[Start of section]

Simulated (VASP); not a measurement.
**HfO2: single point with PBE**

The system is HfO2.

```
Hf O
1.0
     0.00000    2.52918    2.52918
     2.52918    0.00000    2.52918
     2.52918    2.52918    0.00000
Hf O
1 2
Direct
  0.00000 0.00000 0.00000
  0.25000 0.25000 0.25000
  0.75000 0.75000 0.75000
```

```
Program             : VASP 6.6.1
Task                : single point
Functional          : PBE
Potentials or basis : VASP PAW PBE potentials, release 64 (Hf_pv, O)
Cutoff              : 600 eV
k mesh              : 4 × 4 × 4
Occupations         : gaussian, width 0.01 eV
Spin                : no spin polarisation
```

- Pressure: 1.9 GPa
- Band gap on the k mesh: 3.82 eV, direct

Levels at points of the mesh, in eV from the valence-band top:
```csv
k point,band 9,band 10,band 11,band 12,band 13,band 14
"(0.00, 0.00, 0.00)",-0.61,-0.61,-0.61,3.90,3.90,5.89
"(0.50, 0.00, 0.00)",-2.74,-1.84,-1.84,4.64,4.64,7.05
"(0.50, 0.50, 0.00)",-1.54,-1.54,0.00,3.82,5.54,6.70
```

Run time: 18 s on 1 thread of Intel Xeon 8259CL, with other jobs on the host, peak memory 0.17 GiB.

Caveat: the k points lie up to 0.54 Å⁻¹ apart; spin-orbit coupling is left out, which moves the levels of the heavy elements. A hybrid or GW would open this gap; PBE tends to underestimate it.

[End of section]

§ Required action
Take the material above and return all of it exactly.

§ Written response
Simulated (VASP); not a measurement.
**HfO2: single point with PBE**

The system is HfO2.

```
Hf O
1.0
     0.00000    2.52918    2.52918
     2.52918    0.00000    2.52918
     2.52918    2.52918    0.00000
Hf O
1 2
Direct
  0.00000 0.00000 0.00000
  0.25000 0.25000 0.25000
  0.75000 0.75000 0.75000
```

```
Program             : VASP 6.6.1
Task                : single point
Functional          : PBE
Potentials or basis : VASP PAW PBE potentials, release 64 (Hf_pv, O)
Cutoff              : 600 eV
k mesh              : 4 × 4 × 4
Occupations         : gaussian, width 0.01 eV
Spin                : no spin polarisation
```

- Pressure: 1.9 GPa
- Band gap on the k mesh: 3.82 eV, direct

Levels at points of the mesh, in eV from the valence-band top:
```csv
k point,band 9,band 10,band 11,band 12,band 13,band 14
"(0.00, 0.00, 0.00)",-0.61,-0.61,-0.61,3.90,3.90,5.89
"(0.50, 0.00, 0.00)",-2.74,-1.84,-1.84,4.64,4.64,7.05
"(0.50, 0.50, 0.00)",-1.54,-1.54,0.00,3.82,5.54,6.70
```

Run time: 18 s on 1 thread of Intel Xeon 8259CL, with other jobs on the host, peak memory 0.17 GiB.

Caveat: the k points lie up to 0.54 Å⁻¹ apart; spin-orbit coupling is left out, which moves the levels of the heavy elements. A hybrid or GW would open this gap; PBE tends to underestimate it.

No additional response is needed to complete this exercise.